§ Brief:
From the first line through the line containing "The structure comes", transcribe the records exactly and include no other lines.

BEGIN

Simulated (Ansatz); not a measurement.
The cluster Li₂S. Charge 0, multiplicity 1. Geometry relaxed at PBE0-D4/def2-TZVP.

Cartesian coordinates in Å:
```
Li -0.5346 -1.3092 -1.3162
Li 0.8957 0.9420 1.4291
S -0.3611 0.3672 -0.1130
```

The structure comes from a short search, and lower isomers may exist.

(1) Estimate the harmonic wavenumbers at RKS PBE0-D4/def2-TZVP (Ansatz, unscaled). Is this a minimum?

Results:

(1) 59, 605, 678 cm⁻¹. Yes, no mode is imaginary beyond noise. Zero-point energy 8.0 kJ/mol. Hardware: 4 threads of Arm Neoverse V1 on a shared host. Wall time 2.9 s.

END

§ Task output:
Simulated (Ansatz); not a measurement.
The cluster Li₂S. Charge 0, multiplicity 1. Geometry relaxed at PBE0-D4/def2-TZVP.

Cartesian coordinates in Å:
```
Li -0.5346 -1.3092 -1.3162
Li 0.8957 0.9420 1.4291
S -0.3611 0.3672 -0.1130
```

The structure comes from a short search, and lower isomers may exist.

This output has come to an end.